**ASSIGNMENT:** Please copy all of the records exactly, leaving nothing out.

......

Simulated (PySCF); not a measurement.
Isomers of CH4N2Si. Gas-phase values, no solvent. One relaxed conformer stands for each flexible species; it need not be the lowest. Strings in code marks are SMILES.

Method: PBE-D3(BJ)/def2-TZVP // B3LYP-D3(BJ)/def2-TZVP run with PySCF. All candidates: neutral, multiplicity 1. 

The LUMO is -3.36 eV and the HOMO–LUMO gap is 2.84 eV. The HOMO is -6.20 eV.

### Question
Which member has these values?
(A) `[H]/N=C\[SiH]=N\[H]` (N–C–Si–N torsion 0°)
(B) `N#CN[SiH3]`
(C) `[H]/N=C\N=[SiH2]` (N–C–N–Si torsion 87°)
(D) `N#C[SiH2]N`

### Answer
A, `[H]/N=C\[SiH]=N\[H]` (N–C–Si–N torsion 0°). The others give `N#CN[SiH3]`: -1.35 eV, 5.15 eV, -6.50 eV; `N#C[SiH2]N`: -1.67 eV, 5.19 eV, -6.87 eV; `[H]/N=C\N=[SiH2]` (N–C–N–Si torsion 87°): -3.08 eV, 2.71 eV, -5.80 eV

......

**ANSWER AREA:**
Simulated (PySCF); not a measurement.
Isomers of CH4N2Si. Gas-phase values, no solvent. One relaxed conformer stands for each flexible species; it need not be the lowest. Strings in code marks are SMILES.

Method: PBE-D3(BJ)/def2-TZVP // B3LYP-D3(BJ)/def2-TZVP run with PySCF. All candidates: neutral, multiplicity 1. 

The LUMO is -3.36 eV and the HOMO–LUMO gap is 2.84 eV. The HOMO is -6.20 eV.

### Question
Which member has these values?
(A) `[H]/N=C\[SiH]=N\[H]` (N–C–Si–N torsion 0°)
(B) `N#CN[SiH3]`
(C) `[H]/N=C\N=[SiH2]` (N–C–N–Si torsion 87°)
(D) `N#C[SiH2]N`

### Answer
A, `[H]/N=C\[SiH]=N\[H]` (N–C–Si–N torsion 0°). The others give `N#CN[SiH3]`: -1.35 eV, 5.15 eV, -6.50 eV; `N#C[SiH2]N`: -1.67 eV, 5.19 eV, -6.87 eV; `[H]/N=C\N=[SiH2]` (N–C–N–Si torsion 87°): -3.08 eV, 2.71 eV, -5.80 eV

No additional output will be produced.